* _Exercise data_:

- - -

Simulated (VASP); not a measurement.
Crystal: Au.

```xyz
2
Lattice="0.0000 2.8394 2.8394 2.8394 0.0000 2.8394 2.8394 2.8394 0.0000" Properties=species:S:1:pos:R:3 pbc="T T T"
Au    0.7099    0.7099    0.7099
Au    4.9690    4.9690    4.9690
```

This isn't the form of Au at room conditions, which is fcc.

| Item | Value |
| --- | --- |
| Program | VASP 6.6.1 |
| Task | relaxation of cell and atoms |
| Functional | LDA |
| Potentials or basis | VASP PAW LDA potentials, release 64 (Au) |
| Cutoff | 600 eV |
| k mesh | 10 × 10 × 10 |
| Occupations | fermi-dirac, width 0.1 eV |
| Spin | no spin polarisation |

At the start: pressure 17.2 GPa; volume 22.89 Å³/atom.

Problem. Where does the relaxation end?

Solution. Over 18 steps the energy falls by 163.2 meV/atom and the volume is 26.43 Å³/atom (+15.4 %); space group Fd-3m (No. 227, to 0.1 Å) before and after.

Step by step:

- - -

* _Activity_: Please print the full listing shown above, exactly as it appears.

* _Task result_:
Simulated (VASP); not a measurement.
Crystal: Au.

```xyz
2
Lattice="0.0000 2.8394 2.8394 2.8394 0.0000 2.8394 2.8394 2.8394 0.0000" Properties=species:S:1:pos:R:3 pbc="T T T"
Au    0.7099    0.7099    0.7099
Au    4.9690    4.9690    4.9690
```

This isn't the form of Au at room conditions, which is fcc.

| Item | Value |
| --- | --- |
| Program | VASP 6.6.1 |
| Task | relaxation of cell and atoms |
| Functional | LDA |
| Potentials or basis | VASP PAW LDA potentials, release 64 (Au) |
| Cutoff | 600 eV |
| k mesh | 10 × 10 × 10 |
| Occupations | fermi-dirac, width 0.1 eV |
| Spin | no spin polarisation |

At the start: pressure 17.2 GPa; volume 22.89 Å³/atom.

Problem. Where does the relaxation end?

Solution. Over 18 steps the energy falls by 163.2 meV/atom and the volume is 26.43 Å³/atom (+15.4 %); space group Fd-3m (No. 227, to 0.1 Å) before and after.

Step by step:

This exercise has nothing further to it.